_Action item_
Every line from the first one in the listing down to the line with "- cc-pV(D+d)Z to" should be restated word for word.

_Material provided_
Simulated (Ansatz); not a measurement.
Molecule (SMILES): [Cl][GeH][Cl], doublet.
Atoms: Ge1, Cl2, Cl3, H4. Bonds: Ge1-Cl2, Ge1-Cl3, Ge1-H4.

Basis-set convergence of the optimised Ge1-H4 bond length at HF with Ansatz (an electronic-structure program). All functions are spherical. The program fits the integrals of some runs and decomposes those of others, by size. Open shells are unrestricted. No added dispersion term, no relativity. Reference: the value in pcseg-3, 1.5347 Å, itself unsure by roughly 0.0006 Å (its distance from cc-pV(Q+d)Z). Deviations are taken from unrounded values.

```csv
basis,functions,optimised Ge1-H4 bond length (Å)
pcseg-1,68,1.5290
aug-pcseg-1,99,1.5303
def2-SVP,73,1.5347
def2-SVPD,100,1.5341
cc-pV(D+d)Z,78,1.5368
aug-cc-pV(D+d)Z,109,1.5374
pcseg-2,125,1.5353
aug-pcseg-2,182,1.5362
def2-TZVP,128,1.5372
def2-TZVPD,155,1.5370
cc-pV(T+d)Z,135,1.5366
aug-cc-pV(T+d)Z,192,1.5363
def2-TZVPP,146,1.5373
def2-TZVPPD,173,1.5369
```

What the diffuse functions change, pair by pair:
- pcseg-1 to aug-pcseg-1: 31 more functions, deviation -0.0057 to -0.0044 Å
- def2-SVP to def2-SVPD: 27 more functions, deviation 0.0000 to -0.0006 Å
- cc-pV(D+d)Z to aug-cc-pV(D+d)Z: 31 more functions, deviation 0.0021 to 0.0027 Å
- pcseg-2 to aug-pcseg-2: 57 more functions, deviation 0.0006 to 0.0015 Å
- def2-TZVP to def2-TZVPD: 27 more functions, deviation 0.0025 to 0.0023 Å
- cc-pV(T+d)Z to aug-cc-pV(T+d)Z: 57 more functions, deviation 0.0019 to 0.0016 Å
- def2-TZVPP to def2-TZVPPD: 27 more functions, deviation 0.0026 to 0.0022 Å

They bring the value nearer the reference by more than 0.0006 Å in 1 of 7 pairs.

_Your solution_
Simulated (Ansatz); not a measurement.
Molecule (SMILES): [Cl][GeH][Cl], doublet.
Atoms: Ge1, Cl2, Cl3, H4. Bonds: Ge1-Cl2, Ge1-Cl3, Ge1-H4.

Basis-set convergence of the optimised Ge1-H4 bond length at HF with Ansatz (an electronic-structure program). All functions are spherical. The program fits the integrals of some runs and decomposes those of others, by size. Open shells are unrestricted. No added dispersion term, no relativity. Reference: the value in pcseg-3, 1.5347 Å, itself unsure by roughly 0.0006 Å (its distance from cc-pV(Q+d)Z). Deviations are taken from unrounded values.

```csv
basis,functions,optimised Ge1-H4 bond length (Å)
pcseg-1,68,1.5290
aug-pcseg-1,99,1.5303
def2-SVP,73,1.5347
def2-SVPD,100,1.5341
cc-pV(D+d)Z,78,1.5368
aug-cc-pV(D+d)Z,109,1.5374
pcseg-2,125,1.5353
aug-pcseg-2,182,1.5362
def2-TZVP,128,1.5372
def2-TZVPD,155,1.5370
cc-pV(T+d)Z,135,1.5366
aug-cc-pV(T+d)Z,192,1.5363
def2-TZVPP,146,1.5373
def2-TZVPPD,173,1.5369
```

What the diffuse functions change, pair by pair:
- pcseg-1 to aug-pcseg-1: 31 more functions, deviation -0.0057 to -0.0044 Å
- def2-SVP to def2-SVPD: 27 more functions, deviation 0.0000 to -0.0006 Å
- cc-pV(D+d)Z to aug-cc-pV(D+d)Z: 31 more functions, deviation 0.0021 to 0.0027 Å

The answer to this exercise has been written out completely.